## WORK INSTRUCTION
Every line of the material below, from the top through the line with "Gas phase, singlet", should be reproduced exactly.

PROVIDED MATERIAL: Begin
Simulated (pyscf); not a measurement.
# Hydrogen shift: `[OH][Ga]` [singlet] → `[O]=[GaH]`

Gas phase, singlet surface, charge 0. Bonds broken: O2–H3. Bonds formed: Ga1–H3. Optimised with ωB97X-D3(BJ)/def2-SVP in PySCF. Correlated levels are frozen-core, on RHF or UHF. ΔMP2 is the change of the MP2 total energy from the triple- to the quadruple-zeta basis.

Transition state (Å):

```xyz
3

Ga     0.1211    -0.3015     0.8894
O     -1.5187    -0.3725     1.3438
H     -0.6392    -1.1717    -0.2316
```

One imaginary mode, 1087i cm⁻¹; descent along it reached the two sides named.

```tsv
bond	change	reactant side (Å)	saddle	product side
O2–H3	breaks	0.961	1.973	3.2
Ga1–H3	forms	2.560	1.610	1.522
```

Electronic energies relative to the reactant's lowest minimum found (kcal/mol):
PROVIDED MATERIAL: End

## RESPONSE
Simulated (pyscf); not a measurement.
# Hydrogen shift: `[OH][Ga]` [singlet] → `[O]=[GaH]`

Gas phase, singlet surface, charge 0. Bonds broken: O2–H3. Bonds formed: Ga1–H3. Optimised with ωB97X-D3(BJ)/def2-SVP in PySCF. Correlated levels are frozen-core, on RHF or UHF. ΔMP2 is the change of the MP2 total energy from the triple- to the quadruple-zeta basis.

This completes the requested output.